>>>

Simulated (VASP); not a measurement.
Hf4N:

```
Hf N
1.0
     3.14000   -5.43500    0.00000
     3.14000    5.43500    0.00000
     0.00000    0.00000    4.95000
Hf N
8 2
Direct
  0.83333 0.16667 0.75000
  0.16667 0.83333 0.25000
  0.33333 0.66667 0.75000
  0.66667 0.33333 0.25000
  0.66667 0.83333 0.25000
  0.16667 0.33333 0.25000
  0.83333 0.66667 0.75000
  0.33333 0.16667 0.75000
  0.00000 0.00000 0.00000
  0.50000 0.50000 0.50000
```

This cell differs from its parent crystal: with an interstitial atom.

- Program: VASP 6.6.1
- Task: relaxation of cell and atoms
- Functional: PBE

<<<

▸ REQUIREMENT
When the material above is given again, every line must match it exactly.

▸ SOLUTION
Simulated (VASP); not a measurement.
Hf4N:

```
Hf N
1.0
     3.14000   -5.43500    0.00000
     3.14000    5.43500    0.00000
     0.00000    0.00000    4.95000
Hf N
8 2
Direct
  0.83333 0.16667 0.75000
  0.16667 0.83333 0.25000
  0.33333 0.66667 0.75000
  0.66667 0.33333 0.25000
  0.66667 0.83333 0.25000
  0.16667 0.33333 0.25000
  0.83333 0.66667 0.75000
  0.33333 0.16667 0.75000
  0.00000 0.00000 0.00000
  0.50000 0.50000 0.50000
```

This cell differs from its parent crystal: with an interstitial atom.

- Program: VASP 6.6.1
- Task: relaxation of cell and atoms
- Functional: PBE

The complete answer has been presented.